▶ _Exercise_
From the first line of the data below, repeat each line exactly until you reach the line with "Hardware: 2 threads"; include that line too.

▶ _Excerpted records_
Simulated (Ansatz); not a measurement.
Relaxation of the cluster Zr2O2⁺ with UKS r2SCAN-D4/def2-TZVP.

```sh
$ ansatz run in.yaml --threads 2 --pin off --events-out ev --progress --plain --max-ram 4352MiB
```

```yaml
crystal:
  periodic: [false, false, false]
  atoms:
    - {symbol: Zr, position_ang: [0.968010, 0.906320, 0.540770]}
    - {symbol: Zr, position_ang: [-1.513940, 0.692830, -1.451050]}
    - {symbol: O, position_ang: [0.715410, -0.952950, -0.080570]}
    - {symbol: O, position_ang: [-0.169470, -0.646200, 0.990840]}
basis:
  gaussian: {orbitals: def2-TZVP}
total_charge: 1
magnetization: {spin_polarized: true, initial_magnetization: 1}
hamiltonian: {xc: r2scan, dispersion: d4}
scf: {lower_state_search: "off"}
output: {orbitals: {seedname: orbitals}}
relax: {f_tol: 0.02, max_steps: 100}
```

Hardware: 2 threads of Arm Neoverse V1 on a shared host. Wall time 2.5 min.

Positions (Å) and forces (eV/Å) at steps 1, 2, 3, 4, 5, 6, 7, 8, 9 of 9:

▶ _Solution_
Simulated (Ansatz); not a measurement.
Relaxation of the cluster Zr2O2⁺ with UKS r2SCAN-D4/def2-TZVP.

```sh
$ ansatz run in.yaml --threads 2 --pin off --events-out ev --progress --plain --max-ram 4352MiB
```

```yaml
crystal:
  periodic: [false, false, false]
  atoms:
    - {symbol: Zr, position_ang: [0.968010, 0.906320, 0.540770]}
    - {symbol: Zr, position_ang: [-1.513940, 0.692830, -1.451050]}
    - {symbol: O, position_ang: [0.715410, -0.952950, -0.080570]}
    - {symbol: O, position_ang: [-0.169470, -0.646200, 0.990840]}
basis:
  gaussian: {orbitals: def2-TZVP}
total_charge: 1
magnetization: {spin_polarized: true, initial_magnetization: 1}
hamiltonian: {xc: r2scan, dispersion: d4}
scf: {lower_state_search: "off"}
output: {orbitals: {seedname: orbitals}}
relax: {f_tol: 0.02, max_steps: 100}
```

Hardware: 2 threads of Arm Neoverse V1 on a shared host. Wall time 2.5 min.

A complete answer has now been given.